■ Work request
In the material below, the required lines run from the one containing "Question: These unrelaxed" through the one containing "Answer: A (ends". Copy those lines exactly, ends included, and nothing else.

■ Records shown
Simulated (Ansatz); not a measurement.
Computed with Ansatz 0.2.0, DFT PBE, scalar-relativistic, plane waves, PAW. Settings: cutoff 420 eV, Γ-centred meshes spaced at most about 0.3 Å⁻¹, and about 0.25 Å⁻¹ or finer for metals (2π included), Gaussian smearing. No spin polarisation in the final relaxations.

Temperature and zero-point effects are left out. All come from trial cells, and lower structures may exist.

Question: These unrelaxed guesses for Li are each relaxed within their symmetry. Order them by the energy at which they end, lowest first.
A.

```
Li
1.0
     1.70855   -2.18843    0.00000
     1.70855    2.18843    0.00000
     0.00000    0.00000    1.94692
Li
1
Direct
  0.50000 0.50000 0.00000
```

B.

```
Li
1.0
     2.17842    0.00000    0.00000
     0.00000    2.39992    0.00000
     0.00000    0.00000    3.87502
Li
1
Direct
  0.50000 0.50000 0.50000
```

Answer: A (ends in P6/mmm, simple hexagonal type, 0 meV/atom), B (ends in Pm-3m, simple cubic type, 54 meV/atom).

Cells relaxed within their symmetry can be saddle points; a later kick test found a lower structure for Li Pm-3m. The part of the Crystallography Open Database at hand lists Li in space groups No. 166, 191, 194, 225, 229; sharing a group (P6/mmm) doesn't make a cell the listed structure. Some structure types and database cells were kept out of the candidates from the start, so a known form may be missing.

■ Response box
Question: These unrelaxed guesses for Li are each relaxed within their symmetry. Order them by the energy at which they end, lowest first.
A.

```
Li
1.0
     1.70855   -2.18843    0.00000
     1.70855    2.18843    0.00000
     0.00000    0.00000    1.94692
Li
1
Direct
  0.50000 0.50000 0.00000
```

B.

```
Li
1.0
     2.17842    0.00000    0.00000
     0.00000    2.39992    0.00000
     0.00000    0.00000    3.87502
Li
1
Direct
  0.50000 0.50000 0.50000
```

Answer: A (ends in P6/mmm, simple hexagonal type, 0 meV/atom), B (ends in Pm-3m, simple cubic type, 54 meV/atom).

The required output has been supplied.